» **Work task**: In your answer, reproduce exactly the lines from the beginning of the listing below through the one containing "Left out are", and only those lines.

» **Information shown**:
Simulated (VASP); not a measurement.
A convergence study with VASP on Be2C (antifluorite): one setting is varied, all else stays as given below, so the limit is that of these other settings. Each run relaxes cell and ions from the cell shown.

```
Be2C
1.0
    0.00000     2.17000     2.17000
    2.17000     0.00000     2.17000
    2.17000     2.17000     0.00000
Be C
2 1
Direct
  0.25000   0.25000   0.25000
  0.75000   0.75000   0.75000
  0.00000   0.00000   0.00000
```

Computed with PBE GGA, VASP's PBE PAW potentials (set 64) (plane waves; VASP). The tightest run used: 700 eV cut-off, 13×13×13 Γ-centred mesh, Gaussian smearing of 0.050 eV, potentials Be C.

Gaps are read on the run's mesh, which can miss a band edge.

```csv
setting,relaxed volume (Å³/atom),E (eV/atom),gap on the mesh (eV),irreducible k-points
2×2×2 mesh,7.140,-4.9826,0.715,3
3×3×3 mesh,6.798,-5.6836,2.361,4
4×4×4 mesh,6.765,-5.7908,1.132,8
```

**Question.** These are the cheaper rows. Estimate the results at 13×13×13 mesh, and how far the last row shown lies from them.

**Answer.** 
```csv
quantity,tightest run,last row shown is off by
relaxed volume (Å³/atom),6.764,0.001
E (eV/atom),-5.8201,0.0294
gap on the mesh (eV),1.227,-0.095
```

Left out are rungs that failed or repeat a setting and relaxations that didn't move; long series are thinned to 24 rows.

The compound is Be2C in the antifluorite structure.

» **Written reply**:
Simulated (VASP); not a measurement.
A convergence study with VASP on Be2C (antifluorite): one setting is varied, all else stays as given below, so the limit is that of these other settings. Each run relaxes cell and ions from the cell shown.

```
Be2C
1.0
    0.00000     2.17000     2.17000
    2.17000     0.00000     2.17000
    2.17000     2.17000     0.00000
Be C
2 1
Direct
  0.25000   0.25000   0.25000
  0.75000   0.75000   0.75000
  0.00000   0.00000   0.00000
```

Computed with PBE GGA, VASP's PBE PAW potentials (set 64) (plane waves; VASP). The tightest run used: 700 eV cut-off, 13×13×13 Γ-centred mesh, Gaussian smearing of 0.050 eV, potentials Be C.

Gaps are read on the run's mesh, which can miss a band edge.

```csv
setting,relaxed volume (Å³/atom),E (eV/atom),gap on the mesh (eV),irreducible k-points
2×2×2 mesh,7.140,-4.9826,0.715,3
3×3×3 mesh,6.798,-5.6836,2.361,4
4×4×4 mesh,6.765,-5.7908,1.132,8
```

**Question.** These are the cheaper rows. Estimate the results at 13×13×13 mesh, and how far the last row shown lies from them.

**Answer.** 
```csv
quantity,tightest run,last row shown is off by
relaxed volume (Å³/atom),6.764,0.001
E (eV/atom),-5.8201,0.0294
gap on the mesh (eV),1.227,-0.095
```

Left out are rungs that failed or repeat a setting and relaxations that didn't move; long series are thinned to 24 rows.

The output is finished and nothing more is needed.